◆ ◆ ◆ ◆ ◆

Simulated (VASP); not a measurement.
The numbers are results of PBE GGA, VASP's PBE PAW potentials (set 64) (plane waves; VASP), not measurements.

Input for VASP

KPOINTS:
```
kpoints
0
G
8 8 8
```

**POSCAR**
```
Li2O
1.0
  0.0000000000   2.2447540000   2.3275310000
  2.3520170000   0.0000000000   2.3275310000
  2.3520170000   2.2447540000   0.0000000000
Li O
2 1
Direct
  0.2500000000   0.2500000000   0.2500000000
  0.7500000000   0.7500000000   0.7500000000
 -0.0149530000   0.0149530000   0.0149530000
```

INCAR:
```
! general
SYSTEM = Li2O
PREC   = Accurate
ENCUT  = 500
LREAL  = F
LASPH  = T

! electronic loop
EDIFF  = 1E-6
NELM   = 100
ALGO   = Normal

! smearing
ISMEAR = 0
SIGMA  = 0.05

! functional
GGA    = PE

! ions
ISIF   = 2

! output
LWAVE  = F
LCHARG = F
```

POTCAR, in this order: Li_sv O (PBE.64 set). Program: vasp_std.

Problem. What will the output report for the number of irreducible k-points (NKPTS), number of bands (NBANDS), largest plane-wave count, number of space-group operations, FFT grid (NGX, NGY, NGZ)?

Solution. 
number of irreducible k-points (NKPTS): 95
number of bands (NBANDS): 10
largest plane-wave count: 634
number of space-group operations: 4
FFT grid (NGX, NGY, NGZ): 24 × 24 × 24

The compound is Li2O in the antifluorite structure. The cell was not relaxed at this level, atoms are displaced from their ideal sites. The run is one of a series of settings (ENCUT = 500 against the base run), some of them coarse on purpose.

◆ ◆ ◆ ◆ ◆

Brief:
Restate exactly the records above from their first line through the line that holds "POTCAR, in this", please, including both and leaving out all others.

Task output:
Simulated (VASP); not a measurement.
The numbers are results of PBE GGA, VASP's PBE PAW potentials (set 64) (plane waves; VASP), not measurements.

Input for VASP

KPOINTS:
```
kpoints
0
G
8 8 8
```

**POSCAR**
```
Li2O
1.0
  0.0000000000   2.2447540000   2.3275310000
  2.3520170000   0.0000000000   2.3275310000
  2.3520170000   2.2447540000   0.0000000000
Li O
2 1
Direct
  0.2500000000   0.2500000000   0.2500000000
  0.7500000000   0.7500000000   0.7500000000
 -0.0149530000   0.0149530000   0.0149530000
```

INCAR:
```
! general
SYSTEM = Li2O
PREC   = Accurate
ENCUT  = 500
LREAL  = F
LASPH  = T

! electronic loop
EDIFF  = 1E-6
NELM   = 100
ALGO   = Normal

! smearing
ISMEAR = 0
SIGMA  = 0.05

! functional
GGA    = PE

! ions
ISIF   = 2

! output
LWAVE  = F
LCHARG = F
```

POTCAR, in this order: Li_sv O (PBE.64 set). Program: vasp_std.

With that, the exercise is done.